» Assignment
From the data below, return the exact lines starting at the line containing "B) KF from 0.0058 to 0.0029 mol/kgw" and ending at the line containing "B, KF from 0.0058 to 0.0029 mol/kgw", both included, and nothing else.

[Records provided]
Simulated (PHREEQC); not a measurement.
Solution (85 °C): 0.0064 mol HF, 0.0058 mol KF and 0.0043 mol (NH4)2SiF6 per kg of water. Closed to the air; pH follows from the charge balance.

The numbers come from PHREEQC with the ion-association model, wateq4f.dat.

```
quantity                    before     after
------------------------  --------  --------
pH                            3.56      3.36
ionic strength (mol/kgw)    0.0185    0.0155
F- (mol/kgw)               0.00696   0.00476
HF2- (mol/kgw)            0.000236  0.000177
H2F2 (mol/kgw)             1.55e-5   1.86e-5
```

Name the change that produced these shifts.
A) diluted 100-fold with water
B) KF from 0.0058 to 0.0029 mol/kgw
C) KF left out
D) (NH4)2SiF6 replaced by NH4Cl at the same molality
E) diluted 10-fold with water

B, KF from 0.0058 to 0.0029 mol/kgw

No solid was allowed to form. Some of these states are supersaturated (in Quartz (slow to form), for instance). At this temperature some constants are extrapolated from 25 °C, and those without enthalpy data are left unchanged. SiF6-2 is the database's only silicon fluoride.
[/Records provided]

» Exercise output
B) KF from 0.0058 to 0.0029 mol/kgw
C) KF left out
D) (NH4)2SiF6 replaced by NH4Cl at the same molality
E) diluted 10-fold with water

B, KF from 0.0058 to 0.0029 mol/kgw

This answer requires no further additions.